__Source data__:
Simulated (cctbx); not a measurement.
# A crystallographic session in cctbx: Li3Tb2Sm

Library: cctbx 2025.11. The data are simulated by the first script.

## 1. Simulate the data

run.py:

__Assignment__: Retype the data exactly.

__Task answer__:
Simulated (cctbx); not a measurement.
# A crystallographic session in cctbx: Li3Tb2Sm

Library: cctbx 2025.11. The data are simulated by the first script.

## 1. Simulate the data

run.py:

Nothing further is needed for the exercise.